## REQUIRED ACTION
Give back, word for word, the lines in the listing below from the one holding "Which structure wins" down to the one holding "A is lower, by", both ends included.

*** Opening SUPPLIED ENTRIES ***
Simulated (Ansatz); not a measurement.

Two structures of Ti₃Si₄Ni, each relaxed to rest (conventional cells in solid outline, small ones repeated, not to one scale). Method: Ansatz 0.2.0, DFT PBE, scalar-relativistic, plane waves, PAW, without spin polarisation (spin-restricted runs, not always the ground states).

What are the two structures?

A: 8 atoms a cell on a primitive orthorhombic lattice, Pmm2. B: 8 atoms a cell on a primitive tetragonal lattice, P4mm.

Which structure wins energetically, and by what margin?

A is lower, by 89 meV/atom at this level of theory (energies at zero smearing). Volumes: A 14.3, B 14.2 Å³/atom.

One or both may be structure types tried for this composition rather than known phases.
*** Closing SUPPLIED ENTRIES ***

## EXERCISE RESPONSE
Which structure wins energetically, and by what margin?

A is lower, by 89 meV/atom at this level of theory (energies at zero smearing). Volumes: A 14.3, B 14.2 Å³/atom.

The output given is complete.